:: Records shown ::
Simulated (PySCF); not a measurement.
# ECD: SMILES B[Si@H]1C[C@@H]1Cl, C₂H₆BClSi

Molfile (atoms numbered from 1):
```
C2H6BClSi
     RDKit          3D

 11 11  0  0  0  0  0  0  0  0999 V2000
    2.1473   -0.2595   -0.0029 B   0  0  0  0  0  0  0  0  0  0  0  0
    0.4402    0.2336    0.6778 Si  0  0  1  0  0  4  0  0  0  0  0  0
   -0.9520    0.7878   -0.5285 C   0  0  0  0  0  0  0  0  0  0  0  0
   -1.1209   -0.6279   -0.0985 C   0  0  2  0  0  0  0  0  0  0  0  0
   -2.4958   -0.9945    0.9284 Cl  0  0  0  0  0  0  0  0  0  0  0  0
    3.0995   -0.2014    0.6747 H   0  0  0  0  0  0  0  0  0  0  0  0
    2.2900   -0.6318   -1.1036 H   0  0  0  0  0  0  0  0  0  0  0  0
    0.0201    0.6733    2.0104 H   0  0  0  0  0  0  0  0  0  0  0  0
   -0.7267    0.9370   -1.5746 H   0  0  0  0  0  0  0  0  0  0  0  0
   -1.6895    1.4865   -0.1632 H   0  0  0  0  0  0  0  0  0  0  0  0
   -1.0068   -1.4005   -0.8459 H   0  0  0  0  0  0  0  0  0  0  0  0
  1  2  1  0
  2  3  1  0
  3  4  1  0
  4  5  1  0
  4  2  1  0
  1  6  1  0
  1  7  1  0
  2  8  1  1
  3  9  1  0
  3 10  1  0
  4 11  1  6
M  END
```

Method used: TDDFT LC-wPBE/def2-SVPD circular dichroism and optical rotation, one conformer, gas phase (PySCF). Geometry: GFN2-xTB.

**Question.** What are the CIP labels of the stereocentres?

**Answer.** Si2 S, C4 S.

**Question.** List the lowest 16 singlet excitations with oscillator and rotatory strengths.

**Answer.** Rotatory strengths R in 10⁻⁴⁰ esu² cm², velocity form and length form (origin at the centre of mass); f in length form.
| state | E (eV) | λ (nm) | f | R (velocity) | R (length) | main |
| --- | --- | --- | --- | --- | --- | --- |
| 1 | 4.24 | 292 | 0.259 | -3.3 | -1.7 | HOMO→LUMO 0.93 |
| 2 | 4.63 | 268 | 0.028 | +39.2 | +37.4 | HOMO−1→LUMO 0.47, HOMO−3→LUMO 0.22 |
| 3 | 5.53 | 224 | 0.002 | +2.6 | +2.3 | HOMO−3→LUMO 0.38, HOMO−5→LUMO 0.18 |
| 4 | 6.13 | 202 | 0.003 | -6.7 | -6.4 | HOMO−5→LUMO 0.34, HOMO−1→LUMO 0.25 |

:: Requirement ::
Retype every line up to and including the one that contains "HOMO→LUMO 0.93 |", beginning at the first line of the records, with no edits.

:: Answer box ::
Simulated (PySCF); not a measurement.
# ECD: SMILES B[Si@H]1C[C@@H]1Cl, C₂H₆BClSi

Molfile (atoms numbered from 1):
```
C2H6BClSi
     RDKit          3D

 11 11  0  0  0  0  0  0  0  0999 V2000
    2.1473   -0.2595   -0.0029 B   0  0  0  0  0  0  0  0  0  0  0  0
    0.4402    0.2336    0.6778 Si  0  0  1  0  0  4  0  0  0  0  0  0
   -0.9520    0.7878   -0.5285 C   0  0  0  0  0  0  0  0  0  0  0  0
   -1.1209   -0.6279   -0.0985 C   0  0  2  0  0  0  0  0  0  0  0  0
   -2.4958   -0.9945    0.9284 Cl  0  0  0  0  0  0  0  0  0  0  0  0
    3.0995   -0.2014    0.6747 H   0  0  0  0  0  0  0  0  0  0  0  0
    2.2900   -0.6318   -1.1036 H   0  0  0  0  0  0  0  0  0  0  0  0
    0.0201    0.6733    2.0104 H   0  0  0  0  0  0  0  0  0  0  0  0
   -0.7267    0.9370   -1.5746 H   0  0  0  0  0  0  0  0  0  0  0  0
   -1.6895    1.4865   -0.1632 H   0  0  0  0  0  0  0  0  0  0  0  0
   -1.0068   -1.4005   -0.8459 H   0  0  0  0  0  0  0  0  0  0  0  0
  1  2  1  0
  2  3  1  0
  3  4  1  0
  4  5  1  0
  4  2  1  0
  1  6  1  0
  1  7  1  0
  2  8  1  1
  3  9  1  0
  3 10  1  0
  4 11  1  6
M  END
```

Method used: TDDFT LC-wPBE/def2-SVPD circular dichroism and optical rotation, one conformer, gas phase (PySCF). Geometry: GFN2-xTB.

**Question.** What are the CIP labels of the stereocentres?

**Answer.** Si2 S, C4 S.

**Question.** List the lowest 16 singlet excitations with oscillator and rotatory strengths.

**Answer.** Rotatory strengths R in 10⁻⁴⁰ esu² cm², velocity form and length form (origin at the centre of mass); f in length form.
| state | E (eV) | λ (nm) | f | R (velocity) | R (length) | main |
| --- | --- | --- | --- | --- | --- | --- |
| 1 | 4.24 | 292 | 0.259 | -3.3 | -1.7 | HOMO→LUMO 0.93 |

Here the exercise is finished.